• **Supplied information**:
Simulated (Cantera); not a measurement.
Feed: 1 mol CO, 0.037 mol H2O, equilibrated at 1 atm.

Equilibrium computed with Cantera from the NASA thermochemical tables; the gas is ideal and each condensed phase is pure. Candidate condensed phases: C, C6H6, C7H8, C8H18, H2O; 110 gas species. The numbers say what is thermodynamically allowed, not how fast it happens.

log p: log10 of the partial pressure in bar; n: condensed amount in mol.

• **Work request**: Your answer must be an exact copy of every entry above.

• **Solution**:
Simulated (Cantera); not a measurement.
Feed: 1 mol CO, 0.037 mol H2O, equilibrated at 1 atm.

Equilibrium computed with Cantera from the NASA thermochemical tables; the gas is ideal and each condensed phase is pure. Candidate condensed phases: C, C6H6, C7H8, C8H18, H2O; 110 gas species. The numbers say what is thermodynamically allowed, not how fast it happens.

log p: log10 of the partial pressure in bar; n: condensed amount in mol.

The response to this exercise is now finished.